Work task:
Return only the lines from the top of the material through the line marked by "3. RPA@PBE/def2-SVP: (-99.515495)", unaltered.

== Data for analysis ==
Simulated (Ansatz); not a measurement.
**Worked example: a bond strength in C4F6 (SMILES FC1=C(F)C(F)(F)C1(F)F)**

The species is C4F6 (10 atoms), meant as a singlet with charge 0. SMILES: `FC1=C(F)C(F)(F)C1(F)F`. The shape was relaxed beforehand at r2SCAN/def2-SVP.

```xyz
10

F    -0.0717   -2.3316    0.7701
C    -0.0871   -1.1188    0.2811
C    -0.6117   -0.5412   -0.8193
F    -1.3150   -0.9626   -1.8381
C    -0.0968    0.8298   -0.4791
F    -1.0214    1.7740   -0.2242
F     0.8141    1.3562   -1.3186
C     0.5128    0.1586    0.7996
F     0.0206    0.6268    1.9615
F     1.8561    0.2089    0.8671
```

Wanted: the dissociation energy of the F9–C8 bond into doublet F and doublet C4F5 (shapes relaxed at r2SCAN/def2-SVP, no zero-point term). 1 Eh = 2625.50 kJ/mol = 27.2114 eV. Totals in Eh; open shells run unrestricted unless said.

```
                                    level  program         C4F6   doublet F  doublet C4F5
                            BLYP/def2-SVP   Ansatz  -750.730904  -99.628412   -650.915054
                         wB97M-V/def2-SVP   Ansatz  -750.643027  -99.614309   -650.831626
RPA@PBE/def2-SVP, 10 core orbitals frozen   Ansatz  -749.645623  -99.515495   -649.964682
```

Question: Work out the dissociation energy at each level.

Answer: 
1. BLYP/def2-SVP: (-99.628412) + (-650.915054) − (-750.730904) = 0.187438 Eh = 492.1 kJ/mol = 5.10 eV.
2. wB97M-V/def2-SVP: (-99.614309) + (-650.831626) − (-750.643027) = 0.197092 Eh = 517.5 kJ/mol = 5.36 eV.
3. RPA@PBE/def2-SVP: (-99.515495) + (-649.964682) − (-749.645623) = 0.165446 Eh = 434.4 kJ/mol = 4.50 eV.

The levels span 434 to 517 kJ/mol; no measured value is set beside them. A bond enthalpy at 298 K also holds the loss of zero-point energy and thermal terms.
===

Task response:
Simulated (Ansatz); not a measurement.
**Worked example: a bond strength in C4F6 (SMILES FC1=C(F)C(F)(F)C1(F)F)**

The species is C4F6 (10 atoms), meant as a singlet with charge 0. SMILES: `FC1=C(F)C(F)(F)C1(F)F`. The shape was relaxed beforehand at r2SCAN/def2-SVP.

```xyz
10

F    -0.0717   -2.3316    0.7701
C    -0.0871   -1.1188    0.2811
C    -0.6117   -0.5412   -0.8193
F    -1.3150   -0.9626   -1.8381
C    -0.0968    0.8298   -0.4791
F    -1.0214    1.7740   -0.2242
F     0.8141    1.3562   -1.3186
C     0.5128    0.1586    0.7996
F     0.0206    0.6268    1.9615
F     1.8561    0.2089    0.8671
```

Wanted: the dissociation energy of the F9–C8 bond into doublet F and doublet C4F5 (shapes relaxed at r2SCAN/def2-SVP, no zero-point term). 1 Eh = 2625.50 kJ/mol = 27.2114 eV. Totals in Eh; open shells run unrestricted unless said.

```
                                    level  program         C4F6   doublet F  doublet C4F5
                            BLYP/def2-SVP   Ansatz  -750.730904  -99.628412   -650.915054
                         wB97M-V/def2-SVP   Ansatz  -750.643027  -99.614309   -650.831626
RPA@PBE/def2-SVP, 10 core orbitals frozen   Ansatz  -749.645623  -99.515495   -649.964682
```

Question: Work out the dissociation energy at each level.

Answer: 
1. BLYP/def2-SVP: (-99.628412) + (-650.915054) − (-750.730904) = 0.187438 Eh = 492.1 kJ/mol = 5.10 eV.
2. wB97M-V/def2-SVP: (-99.614309) + (-650.831626) − (-750.643027) = 0.197092 Eh = 517.5 kJ/mol = 5.36 eV.
3. RPA@PBE/def2-SVP: (-99.515495) + (-649.964682) − (-749.645623) = 0.165446 Eh = 434.4 kJ/mol = 4.50 eV.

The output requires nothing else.